When you reach the line with "Panel (a) is" in the data below, begin printing lines exactly, and stop once the line with "It runs from" has been printed.

------------------------

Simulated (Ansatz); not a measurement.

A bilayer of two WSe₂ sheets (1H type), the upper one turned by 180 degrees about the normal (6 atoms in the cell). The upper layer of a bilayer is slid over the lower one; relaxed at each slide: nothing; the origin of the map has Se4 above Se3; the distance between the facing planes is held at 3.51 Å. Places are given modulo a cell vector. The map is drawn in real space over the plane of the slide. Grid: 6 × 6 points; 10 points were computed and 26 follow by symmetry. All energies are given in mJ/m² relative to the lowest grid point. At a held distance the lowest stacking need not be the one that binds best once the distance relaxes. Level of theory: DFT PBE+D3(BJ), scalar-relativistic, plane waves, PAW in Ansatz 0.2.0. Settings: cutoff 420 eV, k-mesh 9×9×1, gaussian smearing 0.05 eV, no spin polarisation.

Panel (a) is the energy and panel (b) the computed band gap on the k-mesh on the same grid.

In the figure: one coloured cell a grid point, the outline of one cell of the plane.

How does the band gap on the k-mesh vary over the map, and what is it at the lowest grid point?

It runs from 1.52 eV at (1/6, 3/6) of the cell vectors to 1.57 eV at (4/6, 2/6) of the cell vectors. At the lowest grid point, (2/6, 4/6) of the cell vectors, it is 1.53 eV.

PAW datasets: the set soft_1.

------------------------

# WRITTEN REPLY:
Panel (a) is the energy and panel (b) the computed band gap on the k-mesh on the same grid.

In the figure: one coloured cell a grid point, the outline of one cell of the plane.

How does the band gap on the k-mesh vary over the map, and what is it at the lowest grid point?

It runs from 1.52 eV at (1/6, 3/6) of the cell vectors to 1.57 eV at (4/6, 2/6) of the cell vectors. At the lowest grid point, (2/6, 4/6) of the cell vectors, it is 1.53 eV.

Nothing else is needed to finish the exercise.